DATA FOR REVIEW
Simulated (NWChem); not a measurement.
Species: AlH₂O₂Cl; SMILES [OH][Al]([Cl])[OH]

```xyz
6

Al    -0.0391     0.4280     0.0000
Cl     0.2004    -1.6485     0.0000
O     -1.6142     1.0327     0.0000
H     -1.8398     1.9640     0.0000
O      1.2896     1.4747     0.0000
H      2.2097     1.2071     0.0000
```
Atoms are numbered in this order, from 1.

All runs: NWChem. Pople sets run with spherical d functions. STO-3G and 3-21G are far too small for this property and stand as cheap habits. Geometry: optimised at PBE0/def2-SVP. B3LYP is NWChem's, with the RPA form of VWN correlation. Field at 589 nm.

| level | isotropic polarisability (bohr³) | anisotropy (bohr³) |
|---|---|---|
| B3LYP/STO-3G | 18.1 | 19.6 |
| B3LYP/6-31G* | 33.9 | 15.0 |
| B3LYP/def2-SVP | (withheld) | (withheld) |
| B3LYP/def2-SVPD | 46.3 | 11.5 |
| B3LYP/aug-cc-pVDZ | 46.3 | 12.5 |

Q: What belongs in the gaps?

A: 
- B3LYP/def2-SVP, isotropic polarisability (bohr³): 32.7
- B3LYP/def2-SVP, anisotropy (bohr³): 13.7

WORK ORDER
Set down the lines of the listing word for word, from its first line through the line containing "- B3LYP/def2-SVP, isotropic". Both of those lines belong in the answer, and no others do.

WRITTEN SOLUTION
Simulated (NWChem); not a measurement.
Species: AlH₂O₂Cl; SMILES [OH][Al]([Cl])[OH]

```xyz
6

Al    -0.0391     0.4280     0.0000
Cl     0.2004    -1.6485     0.0000
O     -1.6142     1.0327     0.0000
H     -1.8398     1.9640     0.0000
O      1.2896     1.4747     0.0000
H      2.2097     1.2071     0.0000
```
Atoms are numbered in this order, from 1.

All runs: NWChem. Pople sets run with spherical d functions. STO-3G and 3-21G are far too small for this property and stand as cheap habits. Geometry: optimised at PBE0/def2-SVP. B3LYP is NWChem's, with the RPA form of VWN correlation. Field at 589 nm.

| level | isotropic polarisability (bohr³) | anisotropy (bohr³) |
|---|---|---|
| B3LYP/STO-3G | 18.1 | 19.6 |
| B3LYP/6-31G* | 33.9 | 15.0 |
| B3LYP/def2-SVP | (withheld) | (withheld) |
| B3LYP/def2-SVPD | 46.3 | 11.5 |
| B3LYP/aug-cc-pVDZ | 46.3 | 12.5 |

Q: What belongs in the gaps?

A: 
- B3LYP/def2-SVP, isotropic polarisability (bohr³): 32.7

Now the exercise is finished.